ASSIGNED TASK =
Output the full listing that appears below, exactly as it is presented.

EXERCISE DATA =
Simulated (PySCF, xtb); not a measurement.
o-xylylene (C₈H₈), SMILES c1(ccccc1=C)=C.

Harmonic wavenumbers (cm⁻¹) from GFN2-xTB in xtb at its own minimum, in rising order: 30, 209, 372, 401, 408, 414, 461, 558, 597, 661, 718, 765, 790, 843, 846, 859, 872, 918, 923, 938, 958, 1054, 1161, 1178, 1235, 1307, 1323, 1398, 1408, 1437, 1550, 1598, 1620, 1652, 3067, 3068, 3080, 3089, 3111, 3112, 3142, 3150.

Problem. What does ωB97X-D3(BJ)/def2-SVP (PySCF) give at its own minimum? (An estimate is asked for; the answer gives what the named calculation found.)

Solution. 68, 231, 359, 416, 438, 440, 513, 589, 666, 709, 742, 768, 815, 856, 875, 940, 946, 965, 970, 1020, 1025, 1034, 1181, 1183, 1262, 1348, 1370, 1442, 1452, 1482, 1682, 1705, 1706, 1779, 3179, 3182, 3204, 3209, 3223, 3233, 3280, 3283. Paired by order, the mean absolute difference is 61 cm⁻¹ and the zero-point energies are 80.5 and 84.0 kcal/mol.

WRITTEN RESPONSE =
Simulated (PySCF, xtb); not a measurement.
o-xylylene (C₈H₈), SMILES c1(ccccc1=C)=C.

Harmonic wavenumbers (cm⁻¹) from GFN2-xTB in xtb at its own minimum, in rising order: 30, 209, 372, 401, 408, 414, 461, 558, 597, 661, 718, 765, 790, 843, 846, 859, 872, 918, 923, 938, 958, 1054, 1161, 1178, 1235, 1307, 1323, 1398, 1408, 1437, 1550, 1598, 1620, 1652, 3067, 3068, 3080, 3089, 3111, 3112, 3142, 3150.

Problem. What does ωB97X-D3(BJ)/def2-SVP (PySCF) give at its own minimum? (An estimate is asked for; the answer gives what the named calculation found.)

Solution. 68, 231, 359, 416, 438, 440, 513, 589, 666, 709, 742, 768, 815, 856, 875, 940, 946, 965, 970, 1020, 1025, 1034, 1181, 1183, 1262, 1348, 1370, 1442, 1452, 1482, 1682, 1705, 1706, 1779, 3179, 3182, 3204, 3209, 3223, 3233, 3280, 3283. Paired by order, the mean absolute difference is 61 cm⁻¹ and the zero-point energies are 80.5 and 84.0 kcal/mol.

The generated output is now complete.